─── DATA PROVIDED ───

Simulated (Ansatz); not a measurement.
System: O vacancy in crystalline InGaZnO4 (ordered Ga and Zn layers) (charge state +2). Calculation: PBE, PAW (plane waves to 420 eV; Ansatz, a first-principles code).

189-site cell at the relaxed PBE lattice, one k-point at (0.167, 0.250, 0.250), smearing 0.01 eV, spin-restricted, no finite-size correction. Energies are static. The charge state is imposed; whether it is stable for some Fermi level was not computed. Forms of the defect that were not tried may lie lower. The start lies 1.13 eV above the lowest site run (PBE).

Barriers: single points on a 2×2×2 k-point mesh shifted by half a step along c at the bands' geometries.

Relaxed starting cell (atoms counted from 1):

───

WORK ITEM :: Your task is to set down again, exactly, every line from the beginning of the listing through the line with "Barriers: single points".

EXPECTED ANSWER ::
Simulated (Ansatz); not a measurement.
System: O vacancy in crystalline InGaZnO4 (ordered Ga and Zn layers) (charge state +2). Calculation: PBE, PAW (plane waves to 420 eV; Ansatz, a first-principles code).

189-site cell at the relaxed PBE lattice, one k-point at (0.167, 0.250, 0.250), smearing 0.01 eV, spin-restricted, no finite-size correction. Energies are static. The charge state is imposed; whether it is stable for some Fermi level was not computed. Forms of the defect that were not tried may lie lower. The start lies 1.13 eV above the lowest site run (PBE).

Barriers: single points on a 2×2×2 k-point mesh shifted by half a step along c at the bands' geometries.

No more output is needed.